Take the material below and restate it word for word, stopping after the line in which "SMILES with atom" occurs.

==============================

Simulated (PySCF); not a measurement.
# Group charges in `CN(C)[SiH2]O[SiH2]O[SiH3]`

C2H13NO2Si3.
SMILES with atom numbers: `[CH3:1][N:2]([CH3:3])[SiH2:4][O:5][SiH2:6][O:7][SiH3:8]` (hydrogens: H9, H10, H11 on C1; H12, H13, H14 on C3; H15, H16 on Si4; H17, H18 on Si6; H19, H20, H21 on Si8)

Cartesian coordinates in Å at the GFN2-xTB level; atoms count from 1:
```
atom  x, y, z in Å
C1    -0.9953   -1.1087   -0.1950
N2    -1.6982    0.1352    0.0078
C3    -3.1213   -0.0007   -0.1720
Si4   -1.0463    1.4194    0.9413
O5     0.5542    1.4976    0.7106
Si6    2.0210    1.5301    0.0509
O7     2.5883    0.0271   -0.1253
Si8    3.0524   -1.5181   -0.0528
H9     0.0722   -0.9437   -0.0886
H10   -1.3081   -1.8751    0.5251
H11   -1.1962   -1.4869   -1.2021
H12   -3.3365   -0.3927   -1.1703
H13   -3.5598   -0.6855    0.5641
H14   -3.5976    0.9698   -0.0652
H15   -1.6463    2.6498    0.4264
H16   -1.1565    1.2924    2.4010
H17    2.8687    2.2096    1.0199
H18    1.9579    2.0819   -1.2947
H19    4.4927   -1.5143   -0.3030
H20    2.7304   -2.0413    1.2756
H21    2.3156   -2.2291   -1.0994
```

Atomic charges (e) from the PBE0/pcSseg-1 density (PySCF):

==============================

■ RESULT
Simulated (PySCF); not a measurement.
# Group charges in `CN(C)[SiH2]O[SiH2]O[SiH3]`

C2H13NO2Si3.
SMILES with atom numbers: `[CH3:1][N:2]([CH3:3])[SiH2:4][O:5][SiH2:6][O:7][SiH3:8]` (hydrogens: H9, H10, H11 on C1; H12, H13, H14 on C3; H15, H16 on Si4; H17, H18 on Si6; H19, H20, H21 on Si8)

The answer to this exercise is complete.